## Work item
Reproduce each line from the first in the data through the line that contains "D. LuH₂⁺ (singlet)" exactly; give nothing else.

## Dataset records
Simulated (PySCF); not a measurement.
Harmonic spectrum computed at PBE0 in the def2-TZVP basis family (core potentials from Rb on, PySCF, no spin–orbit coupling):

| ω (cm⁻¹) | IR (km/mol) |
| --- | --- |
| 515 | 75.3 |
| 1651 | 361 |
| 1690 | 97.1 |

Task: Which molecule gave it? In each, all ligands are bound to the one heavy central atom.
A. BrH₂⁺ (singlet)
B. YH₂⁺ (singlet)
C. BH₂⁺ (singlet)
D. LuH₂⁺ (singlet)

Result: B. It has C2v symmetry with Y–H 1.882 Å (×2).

## Response area
Simulated (PySCF); not a measurement.
Harmonic spectrum computed at PBE0 in the def2-TZVP basis family (core potentials from Rb on, PySCF, no spin–orbit coupling):

| ω (cm⁻¹) | IR (km/mol) |
| --- | --- |
| 515 | 75.3 |
| 1651 | 361 |
| 1690 | 97.1 |

Task: Which molecule gave it? In each, all ligands are bound to the one heavy central atom.
A. BrH₂⁺ (singlet)
B. YH₂⁺ (singlet)
C. BH₂⁺ (singlet)
D. LuH₂⁺ (singlet)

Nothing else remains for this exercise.